────────────────
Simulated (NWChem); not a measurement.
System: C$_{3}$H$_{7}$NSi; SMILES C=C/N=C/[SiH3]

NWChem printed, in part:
────────────────

_Assignment:_ The task calls for every line of the material to be reproduced precisely.

_Problem solution:_
Simulated (NWChem); not a measurement.
System: C$_{3}$H$_{7}$NSi; SMILES C=C/N=C/[SiH3]

NWChem printed, in part:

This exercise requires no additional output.